*BRIEF*. Below are the records; retype each one exactly.

Segment Open

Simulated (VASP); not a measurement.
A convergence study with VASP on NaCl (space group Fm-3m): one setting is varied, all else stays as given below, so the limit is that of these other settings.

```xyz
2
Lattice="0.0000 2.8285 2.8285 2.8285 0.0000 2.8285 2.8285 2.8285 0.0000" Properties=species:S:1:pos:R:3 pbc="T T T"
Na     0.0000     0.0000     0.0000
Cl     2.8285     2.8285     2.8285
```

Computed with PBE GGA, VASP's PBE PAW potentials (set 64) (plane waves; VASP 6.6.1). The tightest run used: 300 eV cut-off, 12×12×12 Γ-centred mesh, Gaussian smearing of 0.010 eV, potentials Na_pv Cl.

Segment Closed

*RESPONSE*.
Simulated (VASP); not a measurement.
A convergence study with VASP on NaCl (space group Fm-3m): one setting is varied, all else stays as given below, so the limit is that of these other settings.

```xyz
2
Lattice="0.0000 2.8285 2.8285 2.8285 0.0000 2.8285 2.8285 2.8285 0.0000" Properties=species:S:1:pos:R:3 pbc="T T T"
Na     0.0000     0.0000     0.0000
Cl     2.8285     2.8285     2.8285
```

Computed with PBE GGA, VASP's PBE PAW potentials (set 64) (plane waves; VASP 6.6.1). The tightest run used: 300 eV cut-off, 12×12×12 Γ-centred mesh, Gaussian smearing of 0.010 eV, potentials Na_pv Cl.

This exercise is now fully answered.